Information below:

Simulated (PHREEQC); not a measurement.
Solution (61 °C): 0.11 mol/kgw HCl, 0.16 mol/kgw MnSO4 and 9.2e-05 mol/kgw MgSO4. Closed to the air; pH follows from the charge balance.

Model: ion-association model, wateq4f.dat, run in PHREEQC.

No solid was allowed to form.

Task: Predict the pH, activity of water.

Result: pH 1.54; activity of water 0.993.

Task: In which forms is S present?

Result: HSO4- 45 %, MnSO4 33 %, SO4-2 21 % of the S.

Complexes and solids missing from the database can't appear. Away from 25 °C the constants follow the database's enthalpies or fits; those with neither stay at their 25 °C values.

End of Information.

#### Exercise
The response should be the listing above, limited to the lines between the one holding "Task: In which forms is S present?" and the one holding "Result: HSO4- 45", inclusive, reproduced exactly.

#### Answer box
Task: In which forms is S present?

Result: HSO4- 45 %, MnSO4 33 %, SO4-2 21 % of the S.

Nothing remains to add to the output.